_Supplied records:_
· · · · ·
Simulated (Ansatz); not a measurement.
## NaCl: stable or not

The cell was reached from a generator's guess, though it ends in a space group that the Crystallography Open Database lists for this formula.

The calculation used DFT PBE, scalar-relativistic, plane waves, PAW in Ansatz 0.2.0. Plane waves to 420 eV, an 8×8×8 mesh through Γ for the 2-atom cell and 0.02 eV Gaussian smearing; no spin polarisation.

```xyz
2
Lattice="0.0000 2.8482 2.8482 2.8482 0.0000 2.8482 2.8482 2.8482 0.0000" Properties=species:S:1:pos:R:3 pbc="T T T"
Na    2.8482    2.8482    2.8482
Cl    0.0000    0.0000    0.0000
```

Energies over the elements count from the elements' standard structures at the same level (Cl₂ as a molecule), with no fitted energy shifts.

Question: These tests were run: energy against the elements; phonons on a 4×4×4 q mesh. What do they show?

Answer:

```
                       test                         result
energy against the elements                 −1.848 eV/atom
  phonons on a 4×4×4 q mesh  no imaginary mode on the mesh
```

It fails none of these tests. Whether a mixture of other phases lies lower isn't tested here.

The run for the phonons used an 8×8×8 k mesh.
· · · · ·

_Action item:_
Please reply with an exact copy of the lines above, starting at the first and ending at the line that holds "It fails none".

_Solution:_
Simulated (Ansatz); not a measurement.
## NaCl: stable or not

The cell was reached from a generator's guess, though it ends in a space group that the Crystallography Open Database lists for this formula.

The calculation used DFT PBE, scalar-relativistic, plane waves, PAW in Ansatz 0.2.0. Plane waves to 420 eV, an 8×8×8 mesh through Γ for the 2-atom cell and 0.02 eV Gaussian smearing; no spin polarisation.

```xyz
2
Lattice="0.0000 2.8482 2.8482 2.8482 0.0000 2.8482 2.8482 2.8482 0.0000" Properties=species:S:1:pos:R:3 pbc="T T T"
Na    2.8482    2.8482    2.8482
Cl    0.0000    0.0000    0.0000
```

Energies over the elements count from the elements' standard structures at the same level (Cl₂ as a molecule), with no fitted energy shifts.

Question: These tests were run: energy against the elements; phonons on a 4×4×4 q mesh. What do they show?

Answer:

```
                       test                         result
energy against the elements                 −1.848 eV/atom
  phonons on a 4×4×4 q mesh  no imaginary mode on the mesh
```

It fails none of these tests. Whether a mixture of other phases lies lower isn't tested here.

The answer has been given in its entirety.